Work instruction ->
Beginning with the opening line, restate the following material exactly, up through the line that contains "Problem. Give the".

Supplied information ->
..............................

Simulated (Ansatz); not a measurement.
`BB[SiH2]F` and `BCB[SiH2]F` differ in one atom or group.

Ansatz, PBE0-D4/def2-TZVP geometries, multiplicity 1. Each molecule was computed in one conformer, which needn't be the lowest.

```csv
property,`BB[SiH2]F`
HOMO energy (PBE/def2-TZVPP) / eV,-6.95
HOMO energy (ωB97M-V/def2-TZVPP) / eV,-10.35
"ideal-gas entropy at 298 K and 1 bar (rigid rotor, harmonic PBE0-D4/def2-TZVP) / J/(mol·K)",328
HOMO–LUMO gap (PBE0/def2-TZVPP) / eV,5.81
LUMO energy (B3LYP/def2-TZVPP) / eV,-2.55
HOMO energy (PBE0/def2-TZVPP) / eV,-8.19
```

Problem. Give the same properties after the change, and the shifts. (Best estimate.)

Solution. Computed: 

..............................

Task solution ->
Simulated (Ansatz); not a measurement.
`BB[SiH2]F` and `BCB[SiH2]F` differ in one atom or group.

Ansatz, PBE0-D4/def2-TZVP geometries, multiplicity 1. Each molecule was computed in one conformer, which needn't be the lowest.

```csv
property,`BB[SiH2]F`
HOMO energy (PBE/def2-TZVPP) / eV,-6.95
HOMO energy (ωB97M-V/def2-TZVPP) / eV,-10.35
"ideal-gas entropy at 298 K and 1 bar (rigid rotor, harmonic PBE0-D4/def2-TZVP) / J/(mol·K)",328
HOMO–LUMO gap (PBE0/def2-TZVPP) / eV,5.81
LUMO energy (B3LYP/def2-TZVPP) / eV,-2.55
HOMO energy (PBE0/def2-TZVPP) / eV,-8.19
```

Problem. Give the same properties after the change, and the shifts. (Best estimate.)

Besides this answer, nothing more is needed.